Start of DATASET CONTENT

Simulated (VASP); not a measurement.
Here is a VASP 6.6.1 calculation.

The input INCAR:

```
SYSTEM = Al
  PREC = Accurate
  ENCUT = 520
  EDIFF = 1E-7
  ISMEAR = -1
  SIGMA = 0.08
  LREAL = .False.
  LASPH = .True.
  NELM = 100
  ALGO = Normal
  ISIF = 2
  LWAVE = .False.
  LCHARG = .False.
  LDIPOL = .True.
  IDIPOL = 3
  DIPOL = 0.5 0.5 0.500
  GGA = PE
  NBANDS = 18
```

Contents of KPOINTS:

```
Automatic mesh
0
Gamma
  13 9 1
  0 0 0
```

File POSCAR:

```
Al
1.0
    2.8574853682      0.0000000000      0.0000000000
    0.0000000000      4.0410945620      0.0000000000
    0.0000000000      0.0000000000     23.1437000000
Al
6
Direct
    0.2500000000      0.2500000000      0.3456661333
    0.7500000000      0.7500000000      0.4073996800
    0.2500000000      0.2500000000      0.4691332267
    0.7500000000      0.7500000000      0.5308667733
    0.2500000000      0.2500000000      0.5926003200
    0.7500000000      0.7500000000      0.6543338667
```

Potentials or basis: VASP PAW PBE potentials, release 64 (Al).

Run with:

End of DATASET CONTENT

WORK REQUEST »
Your answer must be the full listing, restated word for word.

YOUR RESPONSE »
Simulated (VASP); not a measurement.
Here is a VASP 6.6.1 calculation.

The input INCAR:

```
SYSTEM = Al
  PREC = Accurate
  ENCUT = 520
  EDIFF = 1E-7
  ISMEAR = -1
  SIGMA = 0.08
  LREAL = .False.
  LASPH = .True.
  NELM = 100
  ALGO = Normal
  ISIF = 2
  LWAVE = .False.
  LCHARG = .False.
  LDIPOL = .True.
  IDIPOL = 3
  DIPOL = 0.5 0.5 0.500
  GGA = PE
  NBANDS = 18
```

Contents of KPOINTS:

```
Automatic mesh
0
Gamma
  13 9 1
  0 0 0
```

File POSCAR:

```
Al
1.0
    2.8574853682      0.0000000000      0.0000000000
    0.0000000000      4.0410945620      0.0000000000
    0.0000000000      0.0000000000     23.1437000000
Al
6
Direct
    0.2500000000      0.2500000000      0.3456661333
    0.7500000000      0.7500000000      0.4073996800
    0.2500000000      0.2500000000      0.4691332267
    0.7500000000      0.7500000000      0.5308667733
    0.2500000000      0.2500000000      0.5926003200
    0.7500000000      0.7500000000      0.6543338667
```

Potentials or basis: VASP PAW PBE potentials, release 64 (Al).

Run with:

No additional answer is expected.